Work order:
Restate word for word the entries below, starting with the line with "What structure does" and continuing through the line with "So far, least". Include both of those lines and no others.

══ Data for review ══
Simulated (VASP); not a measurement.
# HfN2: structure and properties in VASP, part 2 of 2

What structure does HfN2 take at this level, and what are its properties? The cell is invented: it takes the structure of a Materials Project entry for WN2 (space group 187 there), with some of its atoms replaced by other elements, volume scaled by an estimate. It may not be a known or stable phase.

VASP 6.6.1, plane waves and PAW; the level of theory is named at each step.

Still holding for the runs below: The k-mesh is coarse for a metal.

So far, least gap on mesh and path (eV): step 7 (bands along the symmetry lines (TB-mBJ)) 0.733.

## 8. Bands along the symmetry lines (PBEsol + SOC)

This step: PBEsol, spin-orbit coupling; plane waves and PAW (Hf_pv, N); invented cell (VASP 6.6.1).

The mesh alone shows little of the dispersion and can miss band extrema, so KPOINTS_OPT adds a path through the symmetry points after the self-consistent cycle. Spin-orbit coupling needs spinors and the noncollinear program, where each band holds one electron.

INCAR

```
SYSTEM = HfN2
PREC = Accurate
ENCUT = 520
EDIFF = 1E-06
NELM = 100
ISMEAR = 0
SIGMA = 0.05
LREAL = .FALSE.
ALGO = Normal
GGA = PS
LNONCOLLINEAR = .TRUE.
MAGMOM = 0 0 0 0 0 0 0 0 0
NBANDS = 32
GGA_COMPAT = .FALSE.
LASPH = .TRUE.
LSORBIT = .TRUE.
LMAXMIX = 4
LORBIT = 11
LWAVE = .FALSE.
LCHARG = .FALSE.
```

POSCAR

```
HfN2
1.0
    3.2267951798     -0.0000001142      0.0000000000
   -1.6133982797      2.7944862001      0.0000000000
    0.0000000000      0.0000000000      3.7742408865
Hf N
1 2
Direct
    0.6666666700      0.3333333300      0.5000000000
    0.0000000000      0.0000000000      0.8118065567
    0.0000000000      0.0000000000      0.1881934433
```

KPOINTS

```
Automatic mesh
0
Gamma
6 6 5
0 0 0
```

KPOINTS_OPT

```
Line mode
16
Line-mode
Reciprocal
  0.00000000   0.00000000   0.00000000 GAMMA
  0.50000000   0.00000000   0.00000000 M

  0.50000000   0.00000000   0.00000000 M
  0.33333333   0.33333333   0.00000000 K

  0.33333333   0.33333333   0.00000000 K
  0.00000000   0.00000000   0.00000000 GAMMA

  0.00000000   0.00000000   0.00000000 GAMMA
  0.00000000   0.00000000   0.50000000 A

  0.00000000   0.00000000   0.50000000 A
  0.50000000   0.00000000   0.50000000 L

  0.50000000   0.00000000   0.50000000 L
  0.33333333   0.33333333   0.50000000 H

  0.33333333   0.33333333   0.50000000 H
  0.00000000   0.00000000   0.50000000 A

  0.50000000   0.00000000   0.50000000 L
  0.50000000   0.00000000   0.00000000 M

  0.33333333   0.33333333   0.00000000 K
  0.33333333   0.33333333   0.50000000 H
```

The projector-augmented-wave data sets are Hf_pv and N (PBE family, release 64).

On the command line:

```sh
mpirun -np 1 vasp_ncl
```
═══

Response box:
What structure does HfN2 take at this level, and what are its properties? The cell is invented: it takes the structure of a Materials Project entry for WN2 (space group 187 there), with some of its atoms replaced by other elements, volume scaled by an estimate. It may not be a known or stable phase.

VASP 6.6.1, plane waves and PAW; the level of theory is named at each step.

Still holding for the runs below: The k-mesh is coarse for a metal.

So far, least gap on mesh and path (eV): step 7 (bands along the symmetry lines (TB-mBJ)) 0.733.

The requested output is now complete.